● Required action: Repeat the whole listing exactly.

● Provided records:
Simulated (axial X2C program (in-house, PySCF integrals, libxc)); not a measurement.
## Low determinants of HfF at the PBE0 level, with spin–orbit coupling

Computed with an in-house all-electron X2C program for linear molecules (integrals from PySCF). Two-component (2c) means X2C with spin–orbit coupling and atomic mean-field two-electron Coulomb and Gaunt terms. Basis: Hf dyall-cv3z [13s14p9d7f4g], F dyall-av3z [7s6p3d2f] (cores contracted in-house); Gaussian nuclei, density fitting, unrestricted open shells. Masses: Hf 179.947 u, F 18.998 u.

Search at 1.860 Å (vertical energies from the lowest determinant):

● Written reply:
Simulated (axial X2C program (in-house, PySCF integrals, libxc)); not a measurement.
## Low determinants of HfF at the PBE0 level, with spin–orbit coupling

Computed with an in-house all-electron X2C program for linear molecules (integrals from PySCF). Two-component (2c) means X2C with spin–orbit coupling and atomic mean-field two-electron Coulomb and Gaunt terms. Basis: Hf dyall-cv3z [13s14p9d7f4g], F dyall-av3z [7s6p3d2f] (cores contracted in-house); Gaussian nuclei, density fitting, unrestricted open shells. Masses: Hf 179.947 u, F 18.998 u.

Search at 1.860 Å (vertical energies from the lowest determinant):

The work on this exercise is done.